[Provided material]
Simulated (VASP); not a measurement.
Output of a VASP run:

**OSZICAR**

[Exercise]
Nothing in the listing may be left out; repeat it all exactly.

[Exercise solution]
Simulated (VASP); not a measurement.
Output of a VASP run:

**OSZICAR**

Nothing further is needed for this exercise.